[Extracted information Boundary: Start]

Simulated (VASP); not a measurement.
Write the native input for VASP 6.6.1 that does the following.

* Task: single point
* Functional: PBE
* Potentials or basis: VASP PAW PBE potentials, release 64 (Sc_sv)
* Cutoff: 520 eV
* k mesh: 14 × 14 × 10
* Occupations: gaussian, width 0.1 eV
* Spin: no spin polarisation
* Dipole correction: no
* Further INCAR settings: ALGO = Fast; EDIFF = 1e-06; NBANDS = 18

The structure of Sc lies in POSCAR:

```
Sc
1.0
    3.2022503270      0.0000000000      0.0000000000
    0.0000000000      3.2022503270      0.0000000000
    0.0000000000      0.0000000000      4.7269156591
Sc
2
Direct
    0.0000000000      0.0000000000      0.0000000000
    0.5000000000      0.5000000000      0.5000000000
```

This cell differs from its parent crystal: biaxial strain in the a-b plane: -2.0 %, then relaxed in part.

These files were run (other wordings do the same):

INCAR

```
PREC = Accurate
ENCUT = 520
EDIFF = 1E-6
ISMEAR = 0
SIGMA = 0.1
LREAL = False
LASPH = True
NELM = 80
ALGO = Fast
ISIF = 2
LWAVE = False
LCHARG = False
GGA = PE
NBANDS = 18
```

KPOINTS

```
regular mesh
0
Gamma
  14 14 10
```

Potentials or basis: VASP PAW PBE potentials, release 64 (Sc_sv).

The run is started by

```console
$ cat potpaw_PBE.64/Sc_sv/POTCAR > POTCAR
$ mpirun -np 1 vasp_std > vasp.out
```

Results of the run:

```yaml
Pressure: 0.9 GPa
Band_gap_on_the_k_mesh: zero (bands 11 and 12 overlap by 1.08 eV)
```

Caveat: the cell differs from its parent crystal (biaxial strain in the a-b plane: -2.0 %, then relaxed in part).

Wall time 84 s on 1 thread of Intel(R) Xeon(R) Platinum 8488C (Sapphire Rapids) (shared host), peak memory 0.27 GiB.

[Extracted information Boundary: End]

> _Work order_: The answer should consist solely of the lines from the first line above through the one with "Caveat: the cell", both included, repeated exactly.

> _Exercise result_:
Simulated (VASP); not a measurement.
Write the native input for VASP 6.6.1 that does the following.

* Task: single point
* Functional: PBE
* Potentials or basis: VASP PAW PBE potentials, release 64 (Sc_sv)
* Cutoff: 520 eV
* k mesh: 14 × 14 × 10
* Occupations: gaussian, width 0.1 eV
* Spin: no spin polarisation
* Dipole correction: no
* Further INCAR settings: ALGO = Fast; EDIFF = 1e-06; NBANDS = 18

The structure of Sc lies in POSCAR:

```
Sc
1.0
    3.2022503270      0.0000000000      0.0000000000
    0.0000000000      3.2022503270      0.0000000000
    0.0000000000      0.0000000000      4.7269156591
Sc
2
Direct
    0.0000000000      0.0000000000      0.0000000000
    0.5000000000      0.5000000000      0.5000000000
```

This cell differs from its parent crystal: biaxial strain in the a-b plane: -2.0 %, then relaxed in part.

These files were run (other wordings do the same):

INCAR

```
PREC = Accurate
ENCUT = 520
EDIFF = 1E-6
ISMEAR = 0
SIGMA = 0.1
LREAL = False
LASPH = True
NELM = 80
ALGO = Fast
ISIF = 2
LWAVE = False
LCHARG = False
GGA = PE
NBANDS = 18
```

KPOINTS

```
regular mesh
0
Gamma
  14 14 10
```

Potentials or basis: VASP PAW PBE potentials, release 64 (Sc_sv).

The run is started by

```console
$ cat potpaw_PBE.64/Sc_sv/POTCAR > POTCAR
$ mpirun -np 1 vasp_std > vasp.out
```

Results of the run:

```yaml
Pressure: 0.9 GPa
Band_gap_on_the_k_mesh: zero (bands 11 and 12 overlap by 1.08 eV)
```

Caveat: the cell differs from its parent crystal (biaxial strain in the a-b plane: -2.0 %, then relaxed in part).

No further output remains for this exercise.